Recorded information.
- Opening Delimiter -

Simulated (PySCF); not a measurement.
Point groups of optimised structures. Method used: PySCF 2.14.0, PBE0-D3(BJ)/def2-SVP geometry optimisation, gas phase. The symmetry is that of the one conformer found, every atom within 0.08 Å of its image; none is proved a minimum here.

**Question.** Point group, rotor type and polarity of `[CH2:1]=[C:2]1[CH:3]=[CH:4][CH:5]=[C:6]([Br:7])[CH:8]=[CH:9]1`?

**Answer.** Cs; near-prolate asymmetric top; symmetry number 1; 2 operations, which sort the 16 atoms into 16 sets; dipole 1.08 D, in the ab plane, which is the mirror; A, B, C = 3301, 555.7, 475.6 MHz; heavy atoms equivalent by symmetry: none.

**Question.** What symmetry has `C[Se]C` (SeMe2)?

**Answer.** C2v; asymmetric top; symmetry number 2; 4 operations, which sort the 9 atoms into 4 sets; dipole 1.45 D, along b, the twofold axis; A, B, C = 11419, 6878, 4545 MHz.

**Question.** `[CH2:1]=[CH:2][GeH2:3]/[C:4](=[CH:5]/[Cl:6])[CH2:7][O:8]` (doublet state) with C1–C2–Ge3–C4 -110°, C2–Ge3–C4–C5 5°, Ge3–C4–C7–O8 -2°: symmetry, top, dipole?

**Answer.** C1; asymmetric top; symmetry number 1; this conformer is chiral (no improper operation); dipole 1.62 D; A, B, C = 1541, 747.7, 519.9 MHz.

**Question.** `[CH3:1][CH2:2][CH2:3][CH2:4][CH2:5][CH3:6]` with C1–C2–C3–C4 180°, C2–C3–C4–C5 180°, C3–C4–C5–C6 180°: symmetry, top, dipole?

- Closing Delimiter -

Activity.
Repeat the material word for word from its opening line up to and including the line containing "747.7, 519.9 MHz.".

Task result.
Simulated (PySCF); not a measurement.
Point groups of optimised structures. Method used: PySCF 2.14.0, PBE0-D3(BJ)/def2-SVP geometry optimisation, gas phase. The symmetry is that of the one conformer found, every atom within 0.08 Å of its image; none is proved a minimum here.

**Question.** Point group, rotor type and polarity of `[CH2:1]=[C:2]1[CH:3]=[CH:4][CH:5]=[C:6]([Br:7])[CH:8]=[CH:9]1`?

**Answer.** Cs; near-prolate asymmetric top; symmetry number 1; 2 operations, which sort the 16 atoms into 16 sets; dipole 1.08 D, in the ab plane, which is the mirror; A, B, C = 3301, 555.7, 475.6 MHz; heavy atoms equivalent by symmetry: none.

**Question.** What symmetry has `C[Se]C` (SeMe2)?

**Answer.** C2v; asymmetric top; symmetry number 2; 4 operations, which sort the 9 atoms into 4 sets; dipole 1.45 D, along b, the twofold axis; A, B, C = 11419, 6878, 4545 MHz.

**Question.** `[CH2:1]=[CH:2][GeH2:3]/[C:4](=[CH:5]/[Cl:6])[CH2:7][O:8]` (doublet state) with C1–C2–Ge3–C4 -110°, C2–Ge3–C4–C5 5°, Ge3–C4–C7–O8 -2°: symmetry, top, dipole?

**Answer.** C1; asymmetric top; symmetry number 1; this conformer is chiral (no improper operation); dipole 1.62 D; A, B, C = 1541, 747.7, 519.9 MHz.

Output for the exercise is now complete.